- **REQUIRED ACTION**:
Your task is to quote the listing below exactly, beginning with its first line and ending on the line bearing "A: 3.3 GPa.".

:: DATASET ::
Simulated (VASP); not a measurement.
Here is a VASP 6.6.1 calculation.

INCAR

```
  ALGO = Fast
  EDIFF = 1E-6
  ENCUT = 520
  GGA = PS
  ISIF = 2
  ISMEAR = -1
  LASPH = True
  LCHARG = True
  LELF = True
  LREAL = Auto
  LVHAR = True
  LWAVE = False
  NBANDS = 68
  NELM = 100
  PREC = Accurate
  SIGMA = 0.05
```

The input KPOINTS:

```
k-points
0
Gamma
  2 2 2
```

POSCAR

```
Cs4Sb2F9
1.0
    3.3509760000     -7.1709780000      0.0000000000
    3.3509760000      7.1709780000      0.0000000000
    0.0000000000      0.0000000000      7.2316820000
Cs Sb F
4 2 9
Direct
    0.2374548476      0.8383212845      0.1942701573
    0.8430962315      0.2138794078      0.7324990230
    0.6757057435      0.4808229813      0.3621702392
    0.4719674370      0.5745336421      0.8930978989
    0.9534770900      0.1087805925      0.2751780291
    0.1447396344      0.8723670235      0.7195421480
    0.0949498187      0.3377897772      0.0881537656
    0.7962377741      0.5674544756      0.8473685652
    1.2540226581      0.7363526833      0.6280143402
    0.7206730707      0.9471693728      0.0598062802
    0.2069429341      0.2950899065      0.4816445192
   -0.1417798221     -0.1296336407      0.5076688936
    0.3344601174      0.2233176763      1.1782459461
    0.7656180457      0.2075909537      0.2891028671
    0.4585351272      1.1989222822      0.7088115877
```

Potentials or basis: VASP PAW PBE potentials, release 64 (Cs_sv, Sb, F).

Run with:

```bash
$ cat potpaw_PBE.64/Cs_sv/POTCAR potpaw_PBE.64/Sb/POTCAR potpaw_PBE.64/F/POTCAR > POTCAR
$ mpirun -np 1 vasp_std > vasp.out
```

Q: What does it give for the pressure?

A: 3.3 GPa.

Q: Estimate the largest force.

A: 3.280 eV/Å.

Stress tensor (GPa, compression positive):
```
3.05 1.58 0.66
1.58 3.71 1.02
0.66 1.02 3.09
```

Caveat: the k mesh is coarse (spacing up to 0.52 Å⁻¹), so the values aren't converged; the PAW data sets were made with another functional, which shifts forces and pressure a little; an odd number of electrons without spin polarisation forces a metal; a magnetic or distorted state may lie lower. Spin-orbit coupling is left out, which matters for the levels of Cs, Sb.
:::

- **RESULT**:
Simulated (VASP); not a measurement.
Here is a VASP 6.6.1 calculation.

INCAR

```
  ALGO = Fast
  EDIFF = 1E-6
  ENCUT = 520
  GGA = PS
  ISIF = 2
  ISMEAR = -1
  LASPH = True
  LCHARG = True
  LELF = True
  LREAL = Auto
  LVHAR = True
  LWAVE = False
  NBANDS = 68
  NELM = 100
  PREC = Accurate
  SIGMA = 0.05
```

The input KPOINTS:

```
k-points
0
Gamma
  2 2 2
```

POSCAR

```
Cs4Sb2F9
1.0
    3.3509760000     -7.1709780000      0.0000000000
    3.3509760000      7.1709780000      0.0000000000
    0.0000000000      0.0000000000      7.2316820000
Cs Sb F
4 2 9
Direct
    0.2374548476      0.8383212845      0.1942701573
    0.8430962315      0.2138794078      0.7324990230
    0.6757057435      0.4808229813      0.3621702392
    0.4719674370      0.5745336421      0.8930978989
    0.9534770900      0.1087805925      0.2751780291
    0.1447396344      0.8723670235      0.7195421480
    0.0949498187      0.3377897772      0.0881537656
    0.7962377741      0.5674544756      0.8473685652
    1.2540226581      0.7363526833      0.6280143402
    0.7206730707      0.9471693728      0.0598062802
    0.2069429341      0.2950899065      0.4816445192
   -0.1417798221     -0.1296336407      0.5076688936
    0.3344601174      0.2233176763      1.1782459461
    0.7656180457      0.2075909537      0.2891028671
    0.4585351272      1.1989222822      0.7088115877
```

Potentials or basis: VASP PAW PBE potentials, release 64 (Cs_sv, Sb, F).

Run with:

```bash
$ cat potpaw_PBE.64/Cs_sv/POTCAR potpaw_PBE.64/Sb/POTCAR potpaw_PBE.64/F/POTCAR > POTCAR
$ mpirun -np 1 vasp_std > vasp.out
```

Q: What does it give for the pressure?

A: 3.3 GPa.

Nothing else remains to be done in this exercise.